WORK ITEM> Output only the stretch of the listing that starts at the line containing "-0.4 | -0.25 |" and ends at the line containing "5.60 | -0.144 |", reproduced exactly with both ends.

*** THE DATA ***

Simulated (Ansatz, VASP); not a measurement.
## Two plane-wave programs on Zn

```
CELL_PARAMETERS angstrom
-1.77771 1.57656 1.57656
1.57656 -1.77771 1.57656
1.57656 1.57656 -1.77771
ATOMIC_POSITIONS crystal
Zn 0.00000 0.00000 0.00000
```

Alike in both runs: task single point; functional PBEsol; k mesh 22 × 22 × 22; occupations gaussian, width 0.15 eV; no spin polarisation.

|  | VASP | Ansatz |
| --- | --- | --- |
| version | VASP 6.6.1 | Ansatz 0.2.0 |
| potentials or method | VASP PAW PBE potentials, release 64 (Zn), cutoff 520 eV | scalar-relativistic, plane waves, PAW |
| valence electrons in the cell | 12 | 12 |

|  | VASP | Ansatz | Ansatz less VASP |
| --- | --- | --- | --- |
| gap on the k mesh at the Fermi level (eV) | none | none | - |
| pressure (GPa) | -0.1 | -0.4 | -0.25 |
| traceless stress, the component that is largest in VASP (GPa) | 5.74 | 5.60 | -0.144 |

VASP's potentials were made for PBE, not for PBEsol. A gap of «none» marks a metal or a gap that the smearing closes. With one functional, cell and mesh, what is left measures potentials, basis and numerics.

*** End of THE DATA ***

TASK RESULT>
| pressure (GPa) | -0.1 | -0.4 | -0.25 |
| traceless stress, the component that is largest in VASP (GPa) | 5.74 | 5.60 | -0.144 |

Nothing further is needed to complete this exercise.